Set down all of the data again, character for character.

========

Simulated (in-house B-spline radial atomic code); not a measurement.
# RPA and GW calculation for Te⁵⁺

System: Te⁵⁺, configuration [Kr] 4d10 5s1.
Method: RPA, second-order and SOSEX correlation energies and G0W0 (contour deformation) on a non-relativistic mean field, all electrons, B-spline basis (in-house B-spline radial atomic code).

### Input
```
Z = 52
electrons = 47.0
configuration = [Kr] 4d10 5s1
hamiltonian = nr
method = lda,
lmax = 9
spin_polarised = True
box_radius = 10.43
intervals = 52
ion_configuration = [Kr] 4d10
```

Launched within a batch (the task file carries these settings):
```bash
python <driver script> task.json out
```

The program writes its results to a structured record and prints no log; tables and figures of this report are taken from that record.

========

• **Reply**
Simulated (in-house B-spline radial atomic code); not a measurement.
# RPA and GW calculation for Te⁵⁺

System: Te⁵⁺, configuration [Kr] 4d10 5s1.
Method: RPA, second-order and SOSEX correlation energies and G0W0 (contour deformation) on a non-relativistic mean field, all electrons, B-spline basis (in-house B-spline radial atomic code).

### Input
```
Z = 52
electrons = 47.0
configuration = [Kr] 4d10 5s1
hamiltonian = nr
method = lda,
lmax = 9
spin_polarised = True
box_radius = 10.43
intervals = 52
ion_configuration = [Kr] 4d10
```

Launched within a batch (the task file carries these settings):
```bash
python <driver script> task.json out
```

The program writes its results to a structured record and prints no log; tables and figures of this report are taken from that record.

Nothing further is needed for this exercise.